_Supplied records:_
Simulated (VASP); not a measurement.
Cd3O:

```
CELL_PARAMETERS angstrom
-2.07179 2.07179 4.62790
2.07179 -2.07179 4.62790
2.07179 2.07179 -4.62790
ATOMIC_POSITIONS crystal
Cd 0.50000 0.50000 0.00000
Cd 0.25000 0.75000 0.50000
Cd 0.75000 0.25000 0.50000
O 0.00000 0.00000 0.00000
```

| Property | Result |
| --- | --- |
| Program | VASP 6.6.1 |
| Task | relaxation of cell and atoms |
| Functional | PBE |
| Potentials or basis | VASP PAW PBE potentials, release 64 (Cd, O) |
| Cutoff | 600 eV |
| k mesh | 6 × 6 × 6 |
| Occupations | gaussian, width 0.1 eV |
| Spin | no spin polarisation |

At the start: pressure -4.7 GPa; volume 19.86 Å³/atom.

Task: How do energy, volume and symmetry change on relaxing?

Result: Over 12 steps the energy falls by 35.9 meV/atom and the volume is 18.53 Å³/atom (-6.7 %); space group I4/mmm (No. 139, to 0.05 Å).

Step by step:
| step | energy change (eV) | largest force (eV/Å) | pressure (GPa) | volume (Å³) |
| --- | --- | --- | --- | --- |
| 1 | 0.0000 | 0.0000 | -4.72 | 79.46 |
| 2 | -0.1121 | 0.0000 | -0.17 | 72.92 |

_Work item:_
Using the material above, print every entry exactly as written.

_Expected answer:_
Simulated (VASP); not a measurement.
Cd3O:

```
CELL_PARAMETERS angstrom
-2.07179 2.07179 4.62790
2.07179 -2.07179 4.62790
2.07179 2.07179 -4.62790
ATOMIC_POSITIONS crystal
Cd 0.50000 0.50000 0.00000
Cd 0.25000 0.75000 0.50000
Cd 0.75000 0.25000 0.50000
O 0.00000 0.00000 0.00000
```

| Property | Result |
| --- | --- |
| Program | VASP 6.6.1 |
| Task | relaxation of cell and atoms |
| Functional | PBE |
| Potentials or basis | VASP PAW PBE potentials, release 64 (Cd, O) |
| Cutoff | 600 eV |
| k mesh | 6 × 6 × 6 |
| Occupations | gaussian, width 0.1 eV |
| Spin | no spin polarisation |

At the start: pressure -4.7 GPa; volume 19.86 Å³/atom.

Task: How do energy, volume and symmetry change on relaxing?

Result: Over 12 steps the energy falls by 35.9 meV/atom and the volume is 18.53 Å³/atom (-6.7 %); space group I4/mmm (No. 139, to 0.05 Å).

Step by step:
| step | energy change (eV) | largest force (eV/Å) | pressure (GPa) | volume (Å³) |
| --- | --- | --- | --- | --- |
| 1 | 0.0000 | 0.0000 | -4.72 | 79.46 |
| 2 | -0.1121 | 0.0000 | -0.17 | 72.92 |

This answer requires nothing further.